******************************
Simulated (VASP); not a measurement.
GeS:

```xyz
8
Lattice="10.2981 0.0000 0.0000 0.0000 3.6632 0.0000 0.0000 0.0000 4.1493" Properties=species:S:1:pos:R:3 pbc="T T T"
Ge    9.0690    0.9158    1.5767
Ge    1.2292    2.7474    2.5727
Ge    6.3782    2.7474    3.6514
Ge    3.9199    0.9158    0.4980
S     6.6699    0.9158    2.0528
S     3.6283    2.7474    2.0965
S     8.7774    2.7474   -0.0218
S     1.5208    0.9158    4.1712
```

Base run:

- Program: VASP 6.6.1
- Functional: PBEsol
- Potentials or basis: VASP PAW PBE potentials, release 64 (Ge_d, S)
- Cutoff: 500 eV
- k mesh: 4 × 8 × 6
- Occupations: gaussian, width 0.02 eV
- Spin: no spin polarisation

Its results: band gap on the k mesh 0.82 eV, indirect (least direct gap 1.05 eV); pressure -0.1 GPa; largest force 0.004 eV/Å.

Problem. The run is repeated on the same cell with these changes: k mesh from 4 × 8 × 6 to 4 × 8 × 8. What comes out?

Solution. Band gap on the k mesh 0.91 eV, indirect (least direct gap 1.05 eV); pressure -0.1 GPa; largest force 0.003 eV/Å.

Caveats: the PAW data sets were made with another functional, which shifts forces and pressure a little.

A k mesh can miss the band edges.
******************************

[Required action] Write out the records again so that each line matches the original exactly.

[Answer section]
Simulated (VASP); not a measurement.
GeS:

```xyz
8
Lattice="10.2981 0.0000 0.0000 0.0000 3.6632 0.0000 0.0000 0.0000 4.1493" Properties=species:S:1:pos:R:3 pbc="T T T"
Ge    9.0690    0.9158    1.5767
Ge    1.2292    2.7474    2.5727
Ge    6.3782    2.7474    3.6514
Ge    3.9199    0.9158    0.4980
S     6.6699    0.9158    2.0528
S     3.6283    2.7474    2.0965
S     8.7774    2.7474   -0.0218
S     1.5208    0.9158    4.1712
```

Base run:

- Program: VASP 6.6.1
- Functional: PBEsol
- Potentials or basis: VASP PAW PBE potentials, release 64 (Ge_d, S)
- Cutoff: 500 eV
- k mesh: 4 × 8 × 6
- Occupations: gaussian, width 0.02 eV
- Spin: no spin polarisation

Its results: band gap on the k mesh 0.82 eV, indirect (least direct gap 1.05 eV); pressure -0.1 GPa; largest force 0.004 eV/Å.

Problem. The run is repeated on the same cell with these changes: k mesh from 4 × 8 × 6 to 4 × 8 × 8. What comes out?

Solution. Band gap on the k mesh 0.91 eV, indirect (least direct gap 1.05 eV); pressure -0.1 GPa; largest force 0.003 eV/Å.

Caveats: the PAW data sets were made with another functional, which shifts forces and pressure a little.

A k mesh can miss the band edges.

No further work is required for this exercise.